Work order: Below are some records; each one is to be set down again exactly.

╔══
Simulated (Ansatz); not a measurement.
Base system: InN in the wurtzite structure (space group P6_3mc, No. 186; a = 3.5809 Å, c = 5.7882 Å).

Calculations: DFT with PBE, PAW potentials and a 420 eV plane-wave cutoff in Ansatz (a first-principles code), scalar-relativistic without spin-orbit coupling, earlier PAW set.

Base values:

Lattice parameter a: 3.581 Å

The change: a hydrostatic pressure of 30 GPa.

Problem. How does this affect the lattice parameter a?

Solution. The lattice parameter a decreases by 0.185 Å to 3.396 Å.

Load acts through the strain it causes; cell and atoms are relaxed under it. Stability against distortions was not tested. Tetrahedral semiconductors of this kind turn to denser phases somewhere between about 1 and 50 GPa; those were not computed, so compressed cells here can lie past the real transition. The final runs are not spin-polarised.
╚══

Task output:
Simulated (Ansatz); not a measurement.
Base system: InN in the wurtzite structure (space group P6_3mc, No. 186; a = 3.5809 Å, c = 5.7882 Å).

Calculations: DFT with PBE, PAW potentials and a 420 eV plane-wave cutoff in Ansatz (a first-principles code), scalar-relativistic without spin-orbit coupling, earlier PAW set.

Base values:

Lattice parameter a: 3.581 Å

The change: a hydrostatic pressure of 30 GPa.

Problem. How does this affect the lattice parameter a?

Solution. The lattice parameter a decreases by 0.185 Å to 3.396 Å.

Load acts through the strain it causes; cell and atoms are relaxed under it. Stability against distortions was not tested. Tetrahedral semiconductors of this kind turn to denser phases somewhere between about 1 and 50 GPa; those were not computed, so compressed cells here can lie past the real transition. The final runs are not spin-polarised.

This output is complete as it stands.